START DATASET

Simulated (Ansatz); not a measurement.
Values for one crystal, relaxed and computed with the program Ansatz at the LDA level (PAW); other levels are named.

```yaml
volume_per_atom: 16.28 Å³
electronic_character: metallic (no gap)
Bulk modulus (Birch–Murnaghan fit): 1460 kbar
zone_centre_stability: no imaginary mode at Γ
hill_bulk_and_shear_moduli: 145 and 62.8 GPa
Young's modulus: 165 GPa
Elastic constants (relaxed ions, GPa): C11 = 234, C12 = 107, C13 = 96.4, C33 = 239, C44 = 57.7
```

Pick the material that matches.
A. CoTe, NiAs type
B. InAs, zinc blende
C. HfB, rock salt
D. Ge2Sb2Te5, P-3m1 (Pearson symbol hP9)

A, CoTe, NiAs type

END DATASET

EXERCISE
Go through the material above and output exactly the lines from the one containing "Values for one" through the one containing "D. Ge2Sb2Te5, P-3m1 (Pearson symbol hP9)".

WRITTEN ANSWER
Values for one crystal, relaxed and computed with the program Ansatz at the LDA level (PAW); other levels are named.

```yaml
volume_per_atom: 16.28 Å³
electronic_character: metallic (no gap)
Bulk modulus (Birch–Murnaghan fit): 1460 kbar
zone_centre_stability: no imaginary mode at Γ
hill_bulk_and_shear_moduli: 145 and 62.8 GPa
Young's modulus: 165 GPa
Elastic constants (relaxed ions, GPa): C11 = 234, C12 = 107, C13 = 96.4, C33 = 239, C44 = 57.7
```

Pick the material that matches.
A. CoTe, NiAs type
B. InAs, zinc blende
C. HfB, rock salt
D. Ge2Sb2Te5, P-3m1 (Pearson symbol hP9)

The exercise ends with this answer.